Please print the whole of the listing that follows exactly.

Extracted records
——

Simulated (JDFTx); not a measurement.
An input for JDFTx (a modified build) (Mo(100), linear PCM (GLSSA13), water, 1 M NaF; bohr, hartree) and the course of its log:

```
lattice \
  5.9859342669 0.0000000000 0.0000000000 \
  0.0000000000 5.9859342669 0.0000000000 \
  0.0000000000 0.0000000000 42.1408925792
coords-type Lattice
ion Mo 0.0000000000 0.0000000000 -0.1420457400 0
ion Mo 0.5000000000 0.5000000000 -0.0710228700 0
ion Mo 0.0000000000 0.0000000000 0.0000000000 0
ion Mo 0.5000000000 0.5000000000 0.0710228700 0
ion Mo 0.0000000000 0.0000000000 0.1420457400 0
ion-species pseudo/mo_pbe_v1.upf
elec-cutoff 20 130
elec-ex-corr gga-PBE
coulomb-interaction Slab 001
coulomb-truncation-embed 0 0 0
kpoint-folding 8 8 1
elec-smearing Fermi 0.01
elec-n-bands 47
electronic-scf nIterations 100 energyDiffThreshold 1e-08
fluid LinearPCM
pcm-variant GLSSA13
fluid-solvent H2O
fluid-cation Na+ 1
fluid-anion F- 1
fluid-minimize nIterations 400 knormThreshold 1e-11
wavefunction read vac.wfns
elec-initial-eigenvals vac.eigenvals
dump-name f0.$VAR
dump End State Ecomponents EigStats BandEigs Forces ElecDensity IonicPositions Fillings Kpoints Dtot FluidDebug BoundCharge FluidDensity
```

——

Expected answer
Simulated (JDFTx); not a measurement.
An input for JDFTx (a modified build) (Mo(100), linear PCM (GLSSA13), water, 1 M NaF; bohr, hartree) and the course of its log:

```
lattice \
  5.9859342669 0.0000000000 0.0000000000 \
  0.0000000000 5.9859342669 0.0000000000 \
  0.0000000000 0.0000000000 42.1408925792
coords-type Lattice
ion Mo 0.0000000000 0.0000000000 -0.1420457400 0
ion Mo 0.5000000000 0.5000000000 -0.0710228700 0
ion Mo 0.0000000000 0.0000000000 0.0000000000 0
ion Mo 0.5000000000 0.5000000000 0.0710228700 0
ion Mo 0.0000000000 0.0000000000 0.1420457400 0
ion-species pseudo/mo_pbe_v1.upf
elec-cutoff 20 130
elec-ex-corr gga-PBE
coulomb-interaction Slab 001
coulomb-truncation-embed 0 0 0
kpoint-folding 8 8 1
elec-smearing Fermi 0.01
elec-n-bands 47
electronic-scf nIterations 100 energyDiffThreshold 1e-08
fluid LinearPCM
pcm-variant GLSSA13
fluid-solvent H2O
fluid-cation Na+ 1
fluid-anion F- 1
fluid-minimize nIterations 400 knormThreshold 1e-11
wavefunction read vac.wfns
elec-initial-eigenvals vac.eigenvals
dump-name f0.$VAR
dump End State Ecomponents EigStats BandEigs Forces ElecDensity IonicPositions Fillings Kpoints Dtot FluidDebug BoundCharge FluidDensity
```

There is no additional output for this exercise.